> _EXERCISE_
What appears from the first line of the data below through the line containing "Task: Estimate the missing entries.", both included, should be copied exactly, and nothing else.

[Start of section]
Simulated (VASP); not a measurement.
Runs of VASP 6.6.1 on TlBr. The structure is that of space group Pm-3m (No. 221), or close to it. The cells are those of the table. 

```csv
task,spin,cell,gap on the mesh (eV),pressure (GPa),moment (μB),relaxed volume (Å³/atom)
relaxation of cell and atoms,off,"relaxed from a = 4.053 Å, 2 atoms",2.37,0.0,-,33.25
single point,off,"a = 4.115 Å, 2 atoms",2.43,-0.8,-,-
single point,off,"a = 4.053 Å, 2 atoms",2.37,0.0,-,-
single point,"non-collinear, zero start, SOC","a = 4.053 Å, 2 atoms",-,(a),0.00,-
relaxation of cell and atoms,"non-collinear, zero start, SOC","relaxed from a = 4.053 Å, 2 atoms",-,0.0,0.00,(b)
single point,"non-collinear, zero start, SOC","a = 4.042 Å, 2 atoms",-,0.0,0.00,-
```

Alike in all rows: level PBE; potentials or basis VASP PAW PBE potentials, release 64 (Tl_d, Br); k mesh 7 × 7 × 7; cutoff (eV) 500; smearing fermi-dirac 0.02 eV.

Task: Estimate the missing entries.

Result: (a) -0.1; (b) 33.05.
[End of section]

> _RESPONSE AREA_
Simulated (VASP); not a measurement.
Runs of VASP 6.6.1 on TlBr. The structure is that of space group Pm-3m (No. 221), or close to it. The cells are those of the table. 

```csv
task,spin,cell,gap on the mesh (eV),pressure (GPa),moment (μB),relaxed volume (Å³/atom)
relaxation of cell and atoms,off,"relaxed from a = 4.053 Å, 2 atoms",2.37,0.0,-,33.25
single point,off,"a = 4.115 Å, 2 atoms",2.43,-0.8,-,-
single point,off,"a = 4.053 Å, 2 atoms",2.37,0.0,-,-
single point,"non-collinear, zero start, SOC","a = 4.053 Å, 2 atoms",-,(a),0.00,-
relaxation of cell and atoms,"non-collinear, zero start, SOC","relaxed from a = 4.053 Å, 2 atoms",-,0.0,0.00,(b)
single point,"non-collinear, zero start, SOC","a = 4.042 Å, 2 atoms",-,0.0,0.00,-
```

Alike in all rows: level PBE; potentials or basis VASP PAW PBE potentials, release 64 (Tl_d, Br); k mesh 7 × 7 × 7; cutoff (eV) 500; smearing fermi-dirac 0.02 eV.

Task: Estimate the missing entries.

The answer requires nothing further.